» **Work request**
Retype verbatim the lines of the listing, from the very first through the line with "atom are averaged.".

+++

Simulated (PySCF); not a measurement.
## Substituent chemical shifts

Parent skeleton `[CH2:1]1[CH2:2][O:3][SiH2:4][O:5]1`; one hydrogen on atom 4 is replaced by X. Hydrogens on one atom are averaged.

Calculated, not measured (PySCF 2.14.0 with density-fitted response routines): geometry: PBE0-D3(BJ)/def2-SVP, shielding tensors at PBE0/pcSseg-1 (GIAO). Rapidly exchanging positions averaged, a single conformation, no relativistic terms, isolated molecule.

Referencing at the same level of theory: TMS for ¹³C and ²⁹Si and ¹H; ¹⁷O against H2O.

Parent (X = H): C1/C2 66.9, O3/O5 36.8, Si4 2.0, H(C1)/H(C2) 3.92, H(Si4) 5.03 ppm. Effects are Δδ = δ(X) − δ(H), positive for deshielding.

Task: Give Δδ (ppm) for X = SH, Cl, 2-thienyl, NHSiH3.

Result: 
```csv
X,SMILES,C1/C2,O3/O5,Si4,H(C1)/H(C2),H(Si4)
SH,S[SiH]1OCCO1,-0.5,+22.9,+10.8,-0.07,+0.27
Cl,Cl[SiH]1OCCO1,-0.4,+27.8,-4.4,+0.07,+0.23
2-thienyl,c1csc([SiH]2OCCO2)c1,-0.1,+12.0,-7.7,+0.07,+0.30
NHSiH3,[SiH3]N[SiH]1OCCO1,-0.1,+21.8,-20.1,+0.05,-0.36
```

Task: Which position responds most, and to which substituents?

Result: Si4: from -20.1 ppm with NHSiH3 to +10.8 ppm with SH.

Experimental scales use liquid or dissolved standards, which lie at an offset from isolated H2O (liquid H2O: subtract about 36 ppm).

+++

» **Result**
Simulated (PySCF); not a measurement.
## Substituent chemical shifts

Parent skeleton `[CH2:1]1[CH2:2][O:3][SiH2:4][O:5]1`; one hydrogen on atom 4 is replaced by X. Hydrogens on one atom are averaged.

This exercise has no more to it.